**EXERCISE**. Every entry, from first to last, must be written out exactly.

**LISTED RECORDS**.
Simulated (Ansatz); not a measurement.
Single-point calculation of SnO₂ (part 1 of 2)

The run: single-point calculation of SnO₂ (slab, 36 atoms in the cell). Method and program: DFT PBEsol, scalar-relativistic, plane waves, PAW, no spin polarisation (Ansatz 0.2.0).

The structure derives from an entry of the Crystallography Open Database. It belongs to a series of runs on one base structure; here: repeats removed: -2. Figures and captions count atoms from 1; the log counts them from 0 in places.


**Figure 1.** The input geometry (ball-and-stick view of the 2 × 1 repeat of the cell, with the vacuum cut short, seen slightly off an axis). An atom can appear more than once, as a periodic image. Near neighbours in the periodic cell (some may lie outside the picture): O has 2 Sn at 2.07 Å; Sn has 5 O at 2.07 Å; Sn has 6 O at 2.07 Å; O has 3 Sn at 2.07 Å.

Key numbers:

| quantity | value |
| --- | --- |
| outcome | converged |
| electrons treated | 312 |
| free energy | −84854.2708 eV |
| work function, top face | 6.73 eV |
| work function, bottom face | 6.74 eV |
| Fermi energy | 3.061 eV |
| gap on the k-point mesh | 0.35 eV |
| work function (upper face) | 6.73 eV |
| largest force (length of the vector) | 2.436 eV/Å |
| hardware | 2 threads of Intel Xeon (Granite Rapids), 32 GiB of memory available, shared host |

**WRITTEN SOLUTION**.
Simulated (Ansatz); not a measurement.
Single-point calculation of SnO₂ (part 1 of 2)

The run: single-point calculation of SnO₂ (slab, 36 atoms in the cell). Method and program: DFT PBEsol, scalar-relativistic, plane waves, PAW, no spin polarisation (Ansatz 0.2.0).

The structure derives from an entry of the Crystallography Open Database. It belongs to a series of runs on one base structure; here: repeats removed: -2. Figures and captions count atoms from 1; the log counts them from 0 in places.


**Figure 1.** The input geometry (ball-and-stick view of the 2 × 1 repeat of the cell, with the vacuum cut short, seen slightly off an axis). An atom can appear more than once, as a periodic image. Near neighbours in the periodic cell (some may lie outside the picture): O has 2 Sn at 2.07 Å; Sn has 5 O at 2.07 Å; Sn has 6 O at 2.07 Å; O has 3 Sn at 2.07 Å.

Key numbers:

| quantity | value |
| --- | --- |
| outcome | converged |
| electrons treated | 312 |
| free energy | −84854.2708 eV |
| work function, top face | 6.73 eV |
| work function, bottom face | 6.74 eV |
| Fermi energy | 3.061 eV |
| gap on the k-point mesh | 0.35 eV |
| work function (upper face) | 6.73 eV |
| largest force (length of the vector) | 2.436 eV/Å |
| hardware | 2 threads of Intel Xeon (Granite Rapids), 32 GiB of memory available, shared host |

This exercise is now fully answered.